====== INFORMATION

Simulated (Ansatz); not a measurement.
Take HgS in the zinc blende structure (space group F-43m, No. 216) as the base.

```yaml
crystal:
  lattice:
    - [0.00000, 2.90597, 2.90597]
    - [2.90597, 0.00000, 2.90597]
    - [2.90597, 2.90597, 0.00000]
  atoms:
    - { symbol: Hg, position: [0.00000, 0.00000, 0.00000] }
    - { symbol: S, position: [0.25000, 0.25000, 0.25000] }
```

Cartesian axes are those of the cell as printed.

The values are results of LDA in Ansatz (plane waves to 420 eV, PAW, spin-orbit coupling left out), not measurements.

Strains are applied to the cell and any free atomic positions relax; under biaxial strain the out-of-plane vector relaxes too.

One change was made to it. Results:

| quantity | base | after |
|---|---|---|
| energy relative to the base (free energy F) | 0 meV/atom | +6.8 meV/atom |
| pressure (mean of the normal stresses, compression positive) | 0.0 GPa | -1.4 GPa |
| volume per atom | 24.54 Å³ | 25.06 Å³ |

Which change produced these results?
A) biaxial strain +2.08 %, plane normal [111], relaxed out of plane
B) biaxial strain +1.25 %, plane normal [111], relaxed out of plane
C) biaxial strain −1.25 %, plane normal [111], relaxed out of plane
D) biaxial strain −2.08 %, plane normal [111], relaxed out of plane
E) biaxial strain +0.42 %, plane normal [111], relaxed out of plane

============

▸ ASSIGNED TASK
Retype exactly the lines from the first line of the records above through the line containing "Which change produced these results?", both included, and nothing else.

▸ YOUR SOLUTION
Simulated (Ansatz); not a measurement.
Take HgS in the zinc blende structure (space group F-43m, No. 216) as the base.

```yaml
crystal:
  lattice:
    - [0.00000, 2.90597, 2.90597]
    - [2.90597, 0.00000, 2.90597]
    - [2.90597, 2.90597, 0.00000]
  atoms:
    - { symbol: Hg, position: [0.00000, 0.00000, 0.00000] }
    - { symbol: S, position: [0.25000, 0.25000, 0.25000] }
```

Cartesian axes are those of the cell as printed.

The values are results of LDA in Ansatz (plane waves to 420 eV, PAW, spin-orbit coupling left out), not measurements.

Strains are applied to the cell and any free atomic positions relax; under biaxial strain the out-of-plane vector relaxes too.

One change was made to it. Results:

| quantity | base | after |
|---|---|---|
| energy relative to the base (free energy F) | 0 meV/atom | +6.8 meV/atom |
| pressure (mean of the normal stresses, compression positive) | 0.0 GPa | -1.4 GPa |
| volume per atom | 24.54 Å³ | 25.06 Å³ |

Which change produced these results?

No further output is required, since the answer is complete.